— Exercise —
Set the records down once more so that they match the source word for word.

— Available data —
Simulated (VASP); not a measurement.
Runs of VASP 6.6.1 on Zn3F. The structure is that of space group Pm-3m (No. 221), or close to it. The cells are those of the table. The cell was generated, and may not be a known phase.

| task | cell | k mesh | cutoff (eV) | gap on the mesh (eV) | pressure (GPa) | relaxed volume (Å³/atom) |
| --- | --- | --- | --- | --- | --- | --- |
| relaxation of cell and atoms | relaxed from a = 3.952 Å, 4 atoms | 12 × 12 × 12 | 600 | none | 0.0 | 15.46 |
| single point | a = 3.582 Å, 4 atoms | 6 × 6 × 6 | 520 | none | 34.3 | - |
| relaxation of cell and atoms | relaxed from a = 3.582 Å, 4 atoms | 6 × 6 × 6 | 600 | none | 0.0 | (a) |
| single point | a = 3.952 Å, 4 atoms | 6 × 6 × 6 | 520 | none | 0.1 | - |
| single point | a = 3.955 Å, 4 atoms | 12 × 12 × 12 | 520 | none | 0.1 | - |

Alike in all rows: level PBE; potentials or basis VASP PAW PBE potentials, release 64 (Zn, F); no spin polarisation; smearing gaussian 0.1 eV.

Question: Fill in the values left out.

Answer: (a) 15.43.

— Exercise solution —
Simulated (VASP); not a measurement.
Runs of VASP 6.6.1 on Zn3F. The structure is that of space group Pm-3m (No. 221), or close to it. The cells are those of the table. The cell was generated, and may not be a known phase.

| task | cell | k mesh | cutoff (eV) | gap on the mesh (eV) | pressure (GPa) | relaxed volume (Å³/atom) |
| --- | --- | --- | --- | --- | --- | --- |
| relaxation of cell and atoms | relaxed from a = 3.952 Å, 4 atoms | 12 × 12 × 12 | 600 | none | 0.0 | 15.46 |
| single point | a = 3.582 Å, 4 atoms | 6 × 6 × 6 | 520 | none | 34.3 | - |
| relaxation of cell and atoms | relaxed from a = 3.582 Å, 4 atoms | 6 × 6 × 6 | 600 | none | 0.0 | (a) |
| single point | a = 3.952 Å, 4 atoms | 6 × 6 × 6 | 520 | none | 0.1 | - |
| single point | a = 3.955 Å, 4 atoms | 12 × 12 × 12 | 520 | none | 0.1 | - |

Alike in all rows: level PBE; potentials or basis VASP PAW PBE potentials, release 64 (Zn, F); no spin polarisation; smearing gaussian 0.1 eV.

Question: Fill in the values left out.

Answer: (a) 15.43.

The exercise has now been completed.